*** Provided data Section Begins ***

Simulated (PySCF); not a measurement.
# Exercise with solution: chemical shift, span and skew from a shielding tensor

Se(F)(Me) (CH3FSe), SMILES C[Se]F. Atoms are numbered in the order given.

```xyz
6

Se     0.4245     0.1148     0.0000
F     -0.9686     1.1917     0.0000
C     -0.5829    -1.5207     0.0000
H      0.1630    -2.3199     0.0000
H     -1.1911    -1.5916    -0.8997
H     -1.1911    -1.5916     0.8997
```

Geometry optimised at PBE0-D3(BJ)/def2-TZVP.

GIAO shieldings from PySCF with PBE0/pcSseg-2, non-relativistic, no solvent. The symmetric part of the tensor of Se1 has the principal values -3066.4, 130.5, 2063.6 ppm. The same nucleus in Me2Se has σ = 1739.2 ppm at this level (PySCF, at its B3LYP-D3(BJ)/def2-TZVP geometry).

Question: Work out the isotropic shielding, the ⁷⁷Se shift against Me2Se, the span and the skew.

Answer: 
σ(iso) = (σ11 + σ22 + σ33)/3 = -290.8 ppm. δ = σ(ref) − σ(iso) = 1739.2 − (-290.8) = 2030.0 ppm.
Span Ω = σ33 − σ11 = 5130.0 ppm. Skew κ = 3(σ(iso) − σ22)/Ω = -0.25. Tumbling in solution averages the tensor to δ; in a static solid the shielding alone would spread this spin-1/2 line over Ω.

*** Provided data Section Ends ***

> Activity
Starting at the line above that holds "# Exercise with" and ending at the line that holds "σ(iso) = (σ11", transcribe each line exactly and include no other lines.

> Written answer
# Exercise with solution: chemical shift, span and skew from a shielding tensor

Se(F)(Me) (CH3FSe), SMILES C[Se]F. Atoms are numbered in the order given.

```xyz
6

Se     0.4245     0.1148     0.0000
F     -0.9686     1.1917     0.0000
C     -0.5829    -1.5207     0.0000
H      0.1630    -2.3199     0.0000
H     -1.1911    -1.5916    -0.8997
H     -1.1911    -1.5916     0.8997
```

Geometry optimised at PBE0-D3(BJ)/def2-TZVP.

GIAO shieldings from PySCF with PBE0/pcSseg-2, non-relativistic, no solvent. The symmetric part of the tensor of Se1 has the principal values -3066.4, 130.5, 2063.6 ppm. The same nucleus in Me2Se has σ = 1739.2 ppm at this level (PySCF, at its B3LYP-D3(BJ)/def2-TZVP geometry).

Question: Work out the isotropic shielding, the ⁷⁷Se shift against Me2Se, the span and the skew.

Answer: 
σ(iso) = (σ11 + σ22 + σ33)/3 = -290.8 ppm. δ = σ(ref) − σ(iso) = 1739.2 − (-290.8) = 2030.0 ppm.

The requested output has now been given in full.